> [REQUIREMENT]:
All of the data is to be set down again without alteration.

((

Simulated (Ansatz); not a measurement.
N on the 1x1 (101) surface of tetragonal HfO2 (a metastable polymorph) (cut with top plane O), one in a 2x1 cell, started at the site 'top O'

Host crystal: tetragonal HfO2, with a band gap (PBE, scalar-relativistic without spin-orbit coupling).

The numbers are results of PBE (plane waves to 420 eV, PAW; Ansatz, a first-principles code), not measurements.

))

> [TASK RESULT]:
Simulated (Ansatz); not a measurement.
N on the 1x1 (101) surface of tetragonal HfO2 (a metastable polymorph) (cut with top plane O), one in a 2x1 cell, started at the site 'top O'

Host crystal: tetragonal HfO2, with a band gap (PBE, scalar-relativistic without spin-orbit coupling).

The numbers are results of PBE (plane waves to 420 eV, PAW; Ansatz, a first-principles code), not measurements.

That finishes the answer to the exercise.